* [Work instruction]: Once you find the line containing "to the base?" in the data below, copy it and each following line exactly, up to and including the line containing "gives 2.854 Å.", and nothing else.

* [Supplied entries]:
++++++++++

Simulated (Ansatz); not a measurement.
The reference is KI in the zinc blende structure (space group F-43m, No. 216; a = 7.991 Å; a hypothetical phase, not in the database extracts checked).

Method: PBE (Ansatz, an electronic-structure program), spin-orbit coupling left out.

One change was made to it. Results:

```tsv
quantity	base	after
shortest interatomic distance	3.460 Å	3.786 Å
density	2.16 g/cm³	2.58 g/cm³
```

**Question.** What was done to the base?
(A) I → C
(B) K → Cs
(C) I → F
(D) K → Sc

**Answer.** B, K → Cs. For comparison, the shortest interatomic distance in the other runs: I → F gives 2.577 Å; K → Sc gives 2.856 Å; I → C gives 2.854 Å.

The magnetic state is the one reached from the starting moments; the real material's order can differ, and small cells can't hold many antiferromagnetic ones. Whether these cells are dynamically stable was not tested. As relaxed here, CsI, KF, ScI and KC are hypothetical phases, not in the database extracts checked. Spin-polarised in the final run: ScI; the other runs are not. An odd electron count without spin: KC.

++++++++++

* [Written answer]:
**Question.** What was done to the base?
(A) I → C
(B) K → Cs
(C) I → F
(D) K → Sc

**Answer.** B, K → Cs. For comparison, the shortest interatomic distance in the other runs: I → F gives 2.577 Å; K → Sc gives 2.856 Å; I → C gives 2.854 Å.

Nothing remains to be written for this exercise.